WORK ORDER: Return verbatim every line from the first line of the data below to the line that contains "VASP 6.6.1 |", inclusive, and no further.

___ DATA SUPPLIED
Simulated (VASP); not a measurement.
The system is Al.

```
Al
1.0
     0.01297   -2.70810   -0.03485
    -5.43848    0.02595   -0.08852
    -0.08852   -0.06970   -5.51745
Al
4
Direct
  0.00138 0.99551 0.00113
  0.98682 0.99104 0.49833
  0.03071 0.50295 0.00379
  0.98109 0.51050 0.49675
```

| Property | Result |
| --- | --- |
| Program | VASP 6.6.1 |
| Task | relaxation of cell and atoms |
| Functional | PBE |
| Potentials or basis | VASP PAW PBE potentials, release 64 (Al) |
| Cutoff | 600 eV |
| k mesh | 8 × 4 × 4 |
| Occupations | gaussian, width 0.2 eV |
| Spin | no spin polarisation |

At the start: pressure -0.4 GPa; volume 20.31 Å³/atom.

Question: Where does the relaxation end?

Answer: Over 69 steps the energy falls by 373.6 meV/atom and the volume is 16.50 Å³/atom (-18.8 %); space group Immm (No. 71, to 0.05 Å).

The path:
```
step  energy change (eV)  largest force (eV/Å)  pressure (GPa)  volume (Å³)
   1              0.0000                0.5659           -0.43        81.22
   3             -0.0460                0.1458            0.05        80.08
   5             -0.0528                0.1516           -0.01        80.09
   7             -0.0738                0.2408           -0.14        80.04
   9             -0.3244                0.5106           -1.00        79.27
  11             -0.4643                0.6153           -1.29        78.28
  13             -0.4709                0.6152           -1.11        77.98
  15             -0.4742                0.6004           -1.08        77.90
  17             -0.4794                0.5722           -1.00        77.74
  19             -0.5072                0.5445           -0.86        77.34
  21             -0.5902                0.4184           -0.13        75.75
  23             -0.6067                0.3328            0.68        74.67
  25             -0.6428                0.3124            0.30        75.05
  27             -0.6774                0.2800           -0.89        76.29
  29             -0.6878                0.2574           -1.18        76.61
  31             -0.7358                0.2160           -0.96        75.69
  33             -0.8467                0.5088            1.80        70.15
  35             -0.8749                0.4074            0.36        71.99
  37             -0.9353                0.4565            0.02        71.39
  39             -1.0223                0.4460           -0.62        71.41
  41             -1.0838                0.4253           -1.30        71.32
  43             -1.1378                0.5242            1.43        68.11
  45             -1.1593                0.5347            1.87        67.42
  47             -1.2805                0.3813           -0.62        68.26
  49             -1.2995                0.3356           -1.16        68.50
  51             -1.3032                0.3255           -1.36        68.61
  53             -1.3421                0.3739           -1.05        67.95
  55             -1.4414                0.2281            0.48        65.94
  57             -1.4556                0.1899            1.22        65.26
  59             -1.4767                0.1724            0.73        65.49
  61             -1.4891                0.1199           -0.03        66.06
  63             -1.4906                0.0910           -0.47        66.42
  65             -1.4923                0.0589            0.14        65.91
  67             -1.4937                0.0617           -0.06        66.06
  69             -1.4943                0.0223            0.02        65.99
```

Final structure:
______

EXERCISE RESULT:
Simulated (VASP); not a measurement.
The system is Al.

```
Al
1.0
     0.01297   -2.70810   -0.03485
    -5.43848    0.02595   -0.08852
    -0.08852   -0.06970   -5.51745
Al
4
Direct
  0.00138 0.99551 0.00113
  0.98682 0.99104 0.49833
  0.03071 0.50295 0.00379
  0.98109 0.51050 0.49675
```

| Property | Result |
| --- | --- |
| Program | VASP 6.6.1 |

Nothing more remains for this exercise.